Restating the records exactly is the whole task.

*** Recorded information Section Begins ***

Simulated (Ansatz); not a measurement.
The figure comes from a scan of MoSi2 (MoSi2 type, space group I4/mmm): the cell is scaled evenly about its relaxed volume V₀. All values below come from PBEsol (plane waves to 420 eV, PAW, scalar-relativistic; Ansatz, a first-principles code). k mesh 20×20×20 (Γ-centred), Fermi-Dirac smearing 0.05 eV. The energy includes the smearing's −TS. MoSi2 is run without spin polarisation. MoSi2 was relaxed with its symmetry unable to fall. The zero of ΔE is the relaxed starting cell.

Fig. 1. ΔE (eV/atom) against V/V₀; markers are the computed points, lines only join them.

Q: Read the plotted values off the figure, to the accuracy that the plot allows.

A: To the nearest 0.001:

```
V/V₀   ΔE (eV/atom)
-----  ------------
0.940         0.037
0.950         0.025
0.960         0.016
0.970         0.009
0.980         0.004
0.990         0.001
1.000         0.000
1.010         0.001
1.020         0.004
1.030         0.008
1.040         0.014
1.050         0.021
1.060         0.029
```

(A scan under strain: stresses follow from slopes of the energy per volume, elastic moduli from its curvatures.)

*** Recorded information Section Ends ***

▶ Written solution
Simulated (Ansatz); not a measurement.
The figure comes from a scan of MoSi2 (MoSi2 type, space group I4/mmm): the cell is scaled evenly about its relaxed volume V₀. All values below come from PBEsol (plane waves to 420 eV, PAW, scalar-relativistic; Ansatz, a first-principles code). k mesh 20×20×20 (Γ-centred), Fermi-Dirac smearing 0.05 eV. The energy includes the smearing's −TS. MoSi2 is run without spin polarisation. MoSi2 was relaxed with its symmetry unable to fall. The zero of ΔE is the relaxed starting cell.

Fig. 1. ΔE (eV/atom) against V/V₀; markers are the computed points, lines only join them.

Q: Read the plotted values off the figure, to the accuracy that the plot allows.

A: To the nearest 0.001:

```
V/V₀   ΔE (eV/atom)
-----  ------------
0.940         0.037
0.950         0.025
0.960         0.016
0.970         0.009
0.980         0.004
0.990         0.001
1.000         0.000
1.010         0.001
1.020         0.004
1.030         0.008
1.040         0.014
1.050         0.021
1.060         0.029
```

(A scan under strain: stresses follow from slopes of the energy per volume, elastic moduli from its curvatures.)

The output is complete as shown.